=== PROVIDED INFORMATION ===

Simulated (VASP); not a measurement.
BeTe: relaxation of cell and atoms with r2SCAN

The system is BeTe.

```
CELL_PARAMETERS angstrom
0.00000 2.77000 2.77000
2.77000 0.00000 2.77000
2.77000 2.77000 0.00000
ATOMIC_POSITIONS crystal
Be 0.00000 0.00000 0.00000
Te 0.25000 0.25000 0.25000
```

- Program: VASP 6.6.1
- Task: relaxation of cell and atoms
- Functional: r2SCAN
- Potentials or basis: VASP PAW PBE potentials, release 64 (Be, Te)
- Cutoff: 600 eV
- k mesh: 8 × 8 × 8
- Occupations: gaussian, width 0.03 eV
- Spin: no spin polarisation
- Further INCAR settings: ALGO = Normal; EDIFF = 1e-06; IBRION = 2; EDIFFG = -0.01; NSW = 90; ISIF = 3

===

• [REQUIREMENT]
Every line of the listing above is to be repeated exactly as written.

• [WORKED SOLUTION]
Simulated (VASP); not a measurement.
BeTe: relaxation of cell and atoms with r2SCAN

The system is BeTe.

```
CELL_PARAMETERS angstrom
0.00000 2.77000 2.77000
2.77000 0.00000 2.77000
2.77000 2.77000 0.00000
ATOMIC_POSITIONS crystal
Be 0.00000 0.00000 0.00000
Te 0.25000 0.25000 0.25000
```

- Program: VASP 6.6.1
- Task: relaxation of cell and atoms
- Functional: r2SCAN
- Potentials or basis: VASP PAW PBE potentials, release 64 (Be, Te)
- Cutoff: 600 eV
- k mesh: 8 × 8 × 8
- Occupations: gaussian, width 0.03 eV
- Spin: no spin polarisation
- Further INCAR settings: ALGO = Normal; EDIFF = 1e-06; IBRION = 2; EDIFFG = -0.01; NSW = 90; ISIF = 3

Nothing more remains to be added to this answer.